Please reproduce the entries below exactly, starting at the first line and ending with the line that holds "Results of the".

[Record excerpts]
━━━━━━━━

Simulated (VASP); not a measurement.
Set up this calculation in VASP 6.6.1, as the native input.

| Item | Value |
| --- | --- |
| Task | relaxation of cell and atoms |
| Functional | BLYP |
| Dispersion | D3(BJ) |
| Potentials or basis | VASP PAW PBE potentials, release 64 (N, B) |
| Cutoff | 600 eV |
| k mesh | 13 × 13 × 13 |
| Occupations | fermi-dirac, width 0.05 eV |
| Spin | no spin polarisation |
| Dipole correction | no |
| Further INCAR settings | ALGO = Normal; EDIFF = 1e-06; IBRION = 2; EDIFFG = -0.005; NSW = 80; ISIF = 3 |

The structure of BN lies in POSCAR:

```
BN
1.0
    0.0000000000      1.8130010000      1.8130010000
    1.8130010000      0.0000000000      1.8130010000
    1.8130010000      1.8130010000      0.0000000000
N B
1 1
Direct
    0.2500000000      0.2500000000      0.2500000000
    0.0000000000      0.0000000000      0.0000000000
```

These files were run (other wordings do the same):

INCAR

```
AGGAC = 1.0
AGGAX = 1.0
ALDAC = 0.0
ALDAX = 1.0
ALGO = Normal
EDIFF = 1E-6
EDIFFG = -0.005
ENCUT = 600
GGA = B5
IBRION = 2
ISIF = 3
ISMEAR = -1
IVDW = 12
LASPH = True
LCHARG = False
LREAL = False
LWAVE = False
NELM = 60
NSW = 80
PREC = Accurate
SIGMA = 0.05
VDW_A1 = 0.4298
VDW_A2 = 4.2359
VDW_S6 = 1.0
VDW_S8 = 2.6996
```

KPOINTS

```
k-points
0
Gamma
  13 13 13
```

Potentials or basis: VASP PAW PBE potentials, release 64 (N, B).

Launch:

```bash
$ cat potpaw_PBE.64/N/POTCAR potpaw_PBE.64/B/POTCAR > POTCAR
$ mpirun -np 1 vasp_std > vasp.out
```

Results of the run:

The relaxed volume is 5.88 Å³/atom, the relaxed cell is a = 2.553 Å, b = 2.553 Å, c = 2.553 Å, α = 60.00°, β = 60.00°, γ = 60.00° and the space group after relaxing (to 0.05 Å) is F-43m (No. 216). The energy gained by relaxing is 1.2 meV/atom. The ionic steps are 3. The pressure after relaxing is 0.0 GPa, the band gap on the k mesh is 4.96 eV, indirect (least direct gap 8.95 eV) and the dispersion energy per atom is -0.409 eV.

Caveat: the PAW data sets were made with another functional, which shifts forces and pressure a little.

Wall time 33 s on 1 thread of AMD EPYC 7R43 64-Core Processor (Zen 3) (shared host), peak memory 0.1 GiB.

━━━━━━━━

[Exercise answer]
Simulated (VASP); not a measurement.
Set up this calculation in VASP 6.6.1, as the native input.

| Item | Value |
| --- | --- |
| Task | relaxation of cell and atoms |
| Functional | BLYP |
| Dispersion | D3(BJ) |
| Potentials or basis | VASP PAW PBE potentials, release 64 (N, B) |
| Cutoff | 600 eV |
| k mesh | 13 × 13 × 13 |
| Occupations | fermi-dirac, width 0.05 eV |
| Spin | no spin polarisation |
| Dipole correction | no |
| Further INCAR settings | ALGO = Normal; EDIFF = 1e-06; IBRION = 2; EDIFFG = -0.005; NSW = 80; ISIF = 3 |

The structure of BN lies in POSCAR:

```
BN
1.0
    0.0000000000      1.8130010000      1.8130010000
    1.8130010000      0.0000000000      1.8130010000
    1.8130010000      1.8130010000      0.0000000000
N B
1 1
Direct
    0.2500000000      0.2500000000      0.2500000000
    0.0000000000      0.0000000000      0.0000000000
```

These files were run (other wordings do the same):

INCAR

```
AGGAC = 1.0
AGGAX = 1.0
ALDAC = 0.0
ALDAX = 1.0
ALGO = Normal
EDIFF = 1E-6
EDIFFG = -0.005
ENCUT = 600
GGA = B5
IBRION = 2
ISIF = 3
ISMEAR = -1
IVDW = 12
LASPH = True
LCHARG = False
LREAL = False
LWAVE = False
NELM = 60
NSW = 80
PREC = Accurate
SIGMA = 0.05
VDW_A1 = 0.4298
VDW_A2 = 4.2359
VDW_S6 = 1.0
VDW_S8 = 2.6996
```

KPOINTS

```
k-points
0
Gamma
  13 13 13
```

Potentials or basis: VASP PAW PBE potentials, release 64 (N, B).

Launch:

```bash
$ cat potpaw_PBE.64/N/POTCAR potpaw_PBE.64/B/POTCAR > POTCAR
$ mpirun -np 1 vasp_std > vasp.out
```

Results of the run:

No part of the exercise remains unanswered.